Requirement:
Quote the whole listing verbatim.

Source material:
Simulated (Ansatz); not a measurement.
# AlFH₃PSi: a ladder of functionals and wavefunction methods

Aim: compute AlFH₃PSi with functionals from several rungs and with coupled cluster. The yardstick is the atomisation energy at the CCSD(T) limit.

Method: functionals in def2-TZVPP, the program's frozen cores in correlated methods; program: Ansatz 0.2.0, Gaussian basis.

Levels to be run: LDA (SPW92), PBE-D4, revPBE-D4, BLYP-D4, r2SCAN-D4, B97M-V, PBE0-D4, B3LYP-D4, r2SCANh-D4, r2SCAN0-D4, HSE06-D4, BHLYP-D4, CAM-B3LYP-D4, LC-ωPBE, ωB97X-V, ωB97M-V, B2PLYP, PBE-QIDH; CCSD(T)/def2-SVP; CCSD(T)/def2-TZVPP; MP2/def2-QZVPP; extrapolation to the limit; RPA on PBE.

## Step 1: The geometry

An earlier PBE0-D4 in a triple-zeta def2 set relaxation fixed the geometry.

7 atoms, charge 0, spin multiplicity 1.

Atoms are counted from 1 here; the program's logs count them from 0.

Task result:
Simulated (Ansatz); not a measurement.
# AlFH₃PSi: a ladder of functionals and wavefunction methods

Aim: compute AlFH₃PSi with functionals from several rungs and with coupled cluster. The yardstick is the atomisation energy at the CCSD(T) limit.

Method: functionals in def2-TZVPP, the program's frozen cores in correlated methods; program: Ansatz 0.2.0, Gaussian basis.

Levels to be run: LDA (SPW92), PBE-D4, revPBE-D4, BLYP-D4, r2SCAN-D4, B97M-V, PBE0-D4, B3LYP-D4, r2SCANh-D4, r2SCAN0-D4, HSE06-D4, BHLYP-D4, CAM-B3LYP-D4, LC-ωPBE, ωB97X-V, ωB97M-V, B2PLYP, PBE-QIDH; CCSD(T)/def2-SVP; CCSD(T)/def2-TZVPP; MP2/def2-QZVPP; extrapolation to the limit; RPA on PBE.

## Step 1: The geometry

An earlier PBE0-D4 in a triple-zeta def2 set relaxation fixed the geometry.

7 atoms, charge 0, spin multiplicity 1.

Atoms are counted from 1 here; the program's logs count them from 0.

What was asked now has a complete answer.